**Extracted records**
☆ ☆ ☆ ☆ ☆ ☆ ☆
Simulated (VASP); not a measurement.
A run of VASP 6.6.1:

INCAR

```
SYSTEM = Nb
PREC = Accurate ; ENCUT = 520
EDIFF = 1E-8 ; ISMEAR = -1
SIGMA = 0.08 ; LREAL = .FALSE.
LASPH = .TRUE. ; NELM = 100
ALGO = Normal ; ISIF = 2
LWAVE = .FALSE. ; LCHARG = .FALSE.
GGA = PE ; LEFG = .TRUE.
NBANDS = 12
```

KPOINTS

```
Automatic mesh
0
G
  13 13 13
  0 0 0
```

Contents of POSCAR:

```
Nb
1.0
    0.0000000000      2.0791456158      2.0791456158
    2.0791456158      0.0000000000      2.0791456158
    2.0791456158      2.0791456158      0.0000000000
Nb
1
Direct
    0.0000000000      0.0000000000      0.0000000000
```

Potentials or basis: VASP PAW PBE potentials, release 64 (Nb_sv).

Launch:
☆ ☆ ☆ ☆ ☆ ☆ ☆

**Activity**
Line for line, set down the listing above again.

**Exercise output**
Simulated (VASP); not a measurement.
A run of VASP 6.6.1:

INCAR

```
SYSTEM = Nb
PREC = Accurate ; ENCUT = 520
EDIFF = 1E-8 ; ISMEAR = -1
SIGMA = 0.08 ; LREAL = .FALSE.
LASPH = .TRUE. ; NELM = 100
ALGO = Normal ; ISIF = 2
LWAVE = .FALSE. ; LCHARG = .FALSE.
GGA = PE ; LEFG = .TRUE.
NBANDS = 12
```

KPOINTS

```
Automatic mesh
0
G
  13 13 13
  0 0 0
```

Contents of POSCAR:

```
Nb
1.0
    0.0000000000      2.0791456158      2.0791456158
    2.0791456158      0.0000000000      2.0791456158
    2.0791456158      2.0791456158      0.0000000000
Nb
1
Direct
    0.0000000000      0.0000000000      0.0000000000
```

Potentials or basis: VASP PAW PBE potentials, release 64 (Nb_sv).

Launch:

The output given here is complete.